# # # #
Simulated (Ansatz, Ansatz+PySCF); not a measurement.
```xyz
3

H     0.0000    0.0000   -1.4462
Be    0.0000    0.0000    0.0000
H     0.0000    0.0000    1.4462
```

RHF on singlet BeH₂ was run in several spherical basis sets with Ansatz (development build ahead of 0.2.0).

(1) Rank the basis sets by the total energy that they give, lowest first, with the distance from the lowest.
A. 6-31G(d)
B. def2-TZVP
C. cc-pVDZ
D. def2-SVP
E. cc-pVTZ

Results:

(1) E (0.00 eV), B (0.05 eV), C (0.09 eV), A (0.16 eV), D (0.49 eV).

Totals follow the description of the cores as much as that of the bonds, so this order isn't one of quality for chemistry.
# # # #

● **Work item**
Output all of the data exactly.

● **Your solution**
Simulated (Ansatz, Ansatz+PySCF); not a measurement.
```xyz
3

H     0.0000    0.0000   -1.4462
Be    0.0000    0.0000    0.0000
H     0.0000    0.0000    1.4462
```

RHF on singlet BeH₂ was run in several spherical basis sets with Ansatz (development build ahead of 0.2.0).

(1) Rank the basis sets by the total energy that they give, lowest first, with the distance from the lowest.
A. 6-31G(d)
B. def2-TZVP
C. cc-pVDZ
D. def2-SVP
E. cc-pVTZ

Results:

(1) E (0.00 eV), B (0.05 eV), C (0.09 eV), A (0.16 eV), D (0.49 eV).

Totals follow the description of the cores as much as that of the bonds, so this order isn't one of quality for chemistry.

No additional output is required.